### [Data provided]
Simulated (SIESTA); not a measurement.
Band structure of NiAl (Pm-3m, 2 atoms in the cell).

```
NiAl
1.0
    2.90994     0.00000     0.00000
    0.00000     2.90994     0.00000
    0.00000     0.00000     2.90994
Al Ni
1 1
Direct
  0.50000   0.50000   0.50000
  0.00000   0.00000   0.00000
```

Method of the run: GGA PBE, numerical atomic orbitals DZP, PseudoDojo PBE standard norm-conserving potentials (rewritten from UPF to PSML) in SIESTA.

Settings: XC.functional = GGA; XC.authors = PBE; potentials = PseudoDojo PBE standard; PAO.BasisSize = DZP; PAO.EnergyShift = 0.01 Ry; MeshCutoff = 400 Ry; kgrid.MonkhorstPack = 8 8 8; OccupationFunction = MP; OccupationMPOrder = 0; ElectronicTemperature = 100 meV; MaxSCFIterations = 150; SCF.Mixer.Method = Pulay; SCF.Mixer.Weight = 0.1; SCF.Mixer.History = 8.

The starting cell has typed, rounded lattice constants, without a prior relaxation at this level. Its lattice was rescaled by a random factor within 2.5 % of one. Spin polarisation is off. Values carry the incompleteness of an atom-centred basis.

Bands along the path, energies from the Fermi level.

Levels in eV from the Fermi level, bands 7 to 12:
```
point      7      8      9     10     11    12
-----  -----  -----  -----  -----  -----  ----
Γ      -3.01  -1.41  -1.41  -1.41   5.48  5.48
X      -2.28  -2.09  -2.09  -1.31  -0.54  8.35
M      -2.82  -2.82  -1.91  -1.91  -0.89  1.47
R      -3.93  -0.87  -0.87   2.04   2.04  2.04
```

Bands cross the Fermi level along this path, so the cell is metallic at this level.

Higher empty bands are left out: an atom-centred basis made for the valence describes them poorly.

### [Work order]
Copy, please, every line from the start of the entries down to the line that holds "Settings: XC.functional = GGA;", with both of those lines included and no others.

### [Task result]
Simulated (SIESTA); not a measurement.
Band structure of NiAl (Pm-3m, 2 atoms in the cell).

```
NiAl
1.0
    2.90994     0.00000     0.00000
    0.00000     2.90994     0.00000
    0.00000     0.00000     2.90994
Al Ni
1 1
Direct
  0.50000   0.50000   0.50000
  0.00000   0.00000   0.00000
```

Method of the run: GGA PBE, numerical atomic orbitals DZP, PseudoDojo PBE standard norm-conserving potentials (rewritten from UPF to PSML) in SIESTA.

Settings: XC.functional = GGA; XC.authors = PBE; potentials = PseudoDojo PBE standard; PAO.BasisSize = DZP; PAO.EnergyShift = 0.01 Ry; MeshCutoff = 400 Ry; kgrid.MonkhorstPack = 8 8 8; OccupationFunction = MP; OccupationMPOrder = 0; ElectronicTemperature = 100 meV; MaxSCFIterations = 150; SCF.Mixer.Method = Pulay; SCF.Mixer.Weight = 0.1; SCF.Mixer.History = 8.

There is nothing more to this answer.